**REQUIRED ACTION**. Return the lines below exactly, from the first one through the line that has "γ = 60.00° |". Leave out everything after it.

━━━

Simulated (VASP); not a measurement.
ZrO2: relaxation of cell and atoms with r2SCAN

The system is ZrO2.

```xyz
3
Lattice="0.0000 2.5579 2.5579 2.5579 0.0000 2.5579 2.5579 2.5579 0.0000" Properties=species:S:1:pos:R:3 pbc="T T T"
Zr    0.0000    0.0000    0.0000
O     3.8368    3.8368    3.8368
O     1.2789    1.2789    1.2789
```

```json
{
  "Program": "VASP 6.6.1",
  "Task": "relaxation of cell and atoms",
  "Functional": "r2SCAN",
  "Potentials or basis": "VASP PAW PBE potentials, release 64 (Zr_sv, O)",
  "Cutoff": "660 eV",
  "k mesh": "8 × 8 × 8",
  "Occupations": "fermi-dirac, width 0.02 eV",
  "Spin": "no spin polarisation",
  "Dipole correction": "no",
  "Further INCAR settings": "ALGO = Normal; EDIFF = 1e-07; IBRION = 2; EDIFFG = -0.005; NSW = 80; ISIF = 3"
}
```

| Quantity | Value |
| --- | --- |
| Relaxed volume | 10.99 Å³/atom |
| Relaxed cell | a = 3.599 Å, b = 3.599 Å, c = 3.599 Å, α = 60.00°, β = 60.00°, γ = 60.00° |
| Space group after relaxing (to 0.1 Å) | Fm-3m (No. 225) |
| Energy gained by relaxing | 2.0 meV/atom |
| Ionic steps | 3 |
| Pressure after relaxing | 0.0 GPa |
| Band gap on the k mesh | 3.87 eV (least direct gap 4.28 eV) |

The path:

━━━

**YOUR RESPONSE**.
Simulated (VASP); not a measurement.
ZrO2: relaxation of cell and atoms with r2SCAN

The system is ZrO2.

```xyz
3
Lattice="0.0000 2.5579 2.5579 2.5579 0.0000 2.5579 2.5579 2.5579 0.0000" Properties=species:S:1:pos:R:3 pbc="T T T"
Zr    0.0000    0.0000    0.0000
O     3.8368    3.8368    3.8368
O     1.2789    1.2789    1.2789
```

```json
{
  "Program": "VASP 6.6.1",
  "Task": "relaxation of cell and atoms",
  "Functional": "r2SCAN",
  "Potentials or basis": "VASP PAW PBE potentials, release 64 (Zr_sv, O)",
  "Cutoff": "660 eV",
  "k mesh": "8 × 8 × 8",
  "Occupations": "fermi-dirac, width 0.02 eV",
  "Spin": "no spin polarisation",
  "Dipole correction": "no",
  "Further INCAR settings": "ALGO = Normal; EDIFF = 1e-07; IBRION = 2; EDIFFG = -0.005; NSW = 80; ISIF = 3"
}
```

| Quantity | Value |
| --- | --- |
| Relaxed volume | 10.99 Å³/atom |
| Relaxed cell | a = 3.599 Å, b = 3.599 Å, c = 3.599 Å, α = 60.00°, β = 60.00°, γ = 60.00° |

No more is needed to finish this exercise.